### ASSIGNED TASK:
Word for word, retype the first line of the records and every following line through the one containing "the k mesh?".

### SUPPLIED INFORMATION:
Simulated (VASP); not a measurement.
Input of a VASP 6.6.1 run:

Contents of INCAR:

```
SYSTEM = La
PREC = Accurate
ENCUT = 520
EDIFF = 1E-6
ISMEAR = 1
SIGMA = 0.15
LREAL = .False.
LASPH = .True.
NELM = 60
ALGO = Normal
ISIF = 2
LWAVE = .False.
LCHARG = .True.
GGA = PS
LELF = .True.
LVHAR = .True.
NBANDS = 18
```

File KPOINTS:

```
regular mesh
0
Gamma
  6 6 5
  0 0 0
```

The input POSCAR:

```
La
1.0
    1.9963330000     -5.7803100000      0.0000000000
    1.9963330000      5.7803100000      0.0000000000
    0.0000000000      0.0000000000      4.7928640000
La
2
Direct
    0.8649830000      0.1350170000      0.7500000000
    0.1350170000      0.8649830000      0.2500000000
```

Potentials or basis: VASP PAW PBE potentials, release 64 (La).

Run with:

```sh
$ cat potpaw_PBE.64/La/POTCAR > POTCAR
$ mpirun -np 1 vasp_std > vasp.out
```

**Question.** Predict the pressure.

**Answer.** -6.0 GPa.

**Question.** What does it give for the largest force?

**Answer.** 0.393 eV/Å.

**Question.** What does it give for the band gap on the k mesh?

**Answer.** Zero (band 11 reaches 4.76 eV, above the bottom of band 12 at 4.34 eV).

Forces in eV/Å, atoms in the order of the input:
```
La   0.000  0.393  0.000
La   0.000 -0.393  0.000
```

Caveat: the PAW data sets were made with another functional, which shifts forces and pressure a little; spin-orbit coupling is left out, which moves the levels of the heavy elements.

### EXERCISE RESULT:
Simulated (VASP); not a measurement.
Input of a VASP 6.6.1 run:

Contents of INCAR:

```
SYSTEM = La
PREC = Accurate
ENCUT = 520
EDIFF = 1E-6
ISMEAR = 1
SIGMA = 0.15
LREAL = .False.
LASPH = .True.
NELM = 60
ALGO = Normal
ISIF = 2
LWAVE = .False.
LCHARG = .True.
GGA = PS
LELF = .True.
LVHAR = .True.
NBANDS = 18
```

File KPOINTS:

```
regular mesh
0
Gamma
  6 6 5
  0 0 0
```

The input POSCAR:

```
La
1.0
    1.9963330000     -5.7803100000      0.0000000000
    1.9963330000      5.7803100000      0.0000000000
    0.0000000000      0.0000000000      4.7928640000
La
2
Direct
    0.8649830000      0.1350170000      0.7500000000
    0.1350170000      0.8649830000      0.2500000000
```

Potentials or basis: VASP PAW PBE potentials, release 64 (La).

Run with:

```sh
$ cat potpaw_PBE.64/La/POTCAR > POTCAR
$ mpirun -np 1 vasp_std > vasp.out
```

**Question.** Predict the pressure.

**Answer.** -6.0 GPa.

**Question.** What does it give for the largest force?

**Answer.** 0.393 eV/Å.

**Question.** What does it give for the band gap on the k mesh?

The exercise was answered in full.